**Task item**
All of the data below should be copied exactly as it stands.

**Excerpted records**
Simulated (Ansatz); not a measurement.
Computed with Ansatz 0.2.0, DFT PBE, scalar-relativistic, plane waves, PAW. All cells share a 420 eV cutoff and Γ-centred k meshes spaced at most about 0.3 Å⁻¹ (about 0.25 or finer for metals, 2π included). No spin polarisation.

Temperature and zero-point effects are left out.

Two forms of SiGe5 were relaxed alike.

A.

**Exercise response**
Simulated (Ansatz); not a measurement.
Computed with Ansatz 0.2.0, DFT PBE, scalar-relativistic, plane waves, PAW. All cells share a 420 eV cutoff and Γ-centred k meshes spaced at most about 0.3 Å⁻¹ (about 0.25 or finer for metals, 2π included). No spin polarisation.

Temperature and zero-point effects are left out.

Two forms of SiGe5 were relaxed alike.

A.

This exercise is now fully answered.